--- Dataset extract Enclosed Below ---

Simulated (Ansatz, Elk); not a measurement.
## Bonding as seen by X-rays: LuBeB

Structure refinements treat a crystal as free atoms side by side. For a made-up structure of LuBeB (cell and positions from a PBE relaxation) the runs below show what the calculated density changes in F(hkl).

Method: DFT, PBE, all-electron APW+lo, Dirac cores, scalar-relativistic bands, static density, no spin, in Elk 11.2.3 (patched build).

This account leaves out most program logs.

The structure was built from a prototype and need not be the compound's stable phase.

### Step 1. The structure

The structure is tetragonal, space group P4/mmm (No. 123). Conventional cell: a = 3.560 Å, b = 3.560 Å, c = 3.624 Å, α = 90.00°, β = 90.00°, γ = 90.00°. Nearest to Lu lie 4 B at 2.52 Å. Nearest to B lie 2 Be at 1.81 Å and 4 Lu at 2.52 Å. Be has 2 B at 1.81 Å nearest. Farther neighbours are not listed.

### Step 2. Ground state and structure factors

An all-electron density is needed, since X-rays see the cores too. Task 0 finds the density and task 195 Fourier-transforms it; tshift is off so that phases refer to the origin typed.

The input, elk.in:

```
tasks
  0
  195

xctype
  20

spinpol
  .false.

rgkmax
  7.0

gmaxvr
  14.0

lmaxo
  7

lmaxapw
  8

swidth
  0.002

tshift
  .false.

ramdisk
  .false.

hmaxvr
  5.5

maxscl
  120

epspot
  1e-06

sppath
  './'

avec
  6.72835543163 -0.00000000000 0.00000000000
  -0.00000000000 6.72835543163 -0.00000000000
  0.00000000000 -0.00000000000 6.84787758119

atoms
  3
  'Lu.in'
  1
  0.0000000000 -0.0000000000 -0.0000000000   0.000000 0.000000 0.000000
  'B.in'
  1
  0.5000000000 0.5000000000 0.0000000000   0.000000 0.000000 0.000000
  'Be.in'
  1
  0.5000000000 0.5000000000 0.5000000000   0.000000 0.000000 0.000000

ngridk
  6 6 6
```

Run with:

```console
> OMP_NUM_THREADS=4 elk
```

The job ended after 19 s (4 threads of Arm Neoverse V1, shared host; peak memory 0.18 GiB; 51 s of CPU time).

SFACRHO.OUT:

--- End of Enclosed Dataset extract ---

§ Requirement:
Give again, exactly as written, every line from the first one above through the line that has "### Step 2." in it.

§ Expected answer:
Simulated (Ansatz, Elk); not a measurement.
## Bonding as seen by X-rays: LuBeB

Structure refinements treat a crystal as free atoms side by side. For a made-up structure of LuBeB (cell and positions from a PBE relaxation) the runs below show what the calculated density changes in F(hkl).

Method: DFT, PBE, all-electron APW+lo, Dirac cores, scalar-relativistic bands, static density, no spin, in Elk 11.2.3 (patched build).

This account leaves out most program logs.

The structure was built from a prototype and need not be the compound's stable phase.

### Step 1. The structure

The structure is tetragonal, space group P4/mmm (No. 123). Conventional cell: a = 3.560 Å, b = 3.560 Å, c = 3.624 Å, α = 90.00°, β = 90.00°, γ = 90.00°. Nearest to Lu lie 4 B at 2.52 Å. Nearest to B lie 2 Be at 1.81 Å and 4 Lu at 2.52 Å. Be has 2 B at 1.81 Å nearest. Farther neighbours are not listed.

### Step 2. Ground state and structure factors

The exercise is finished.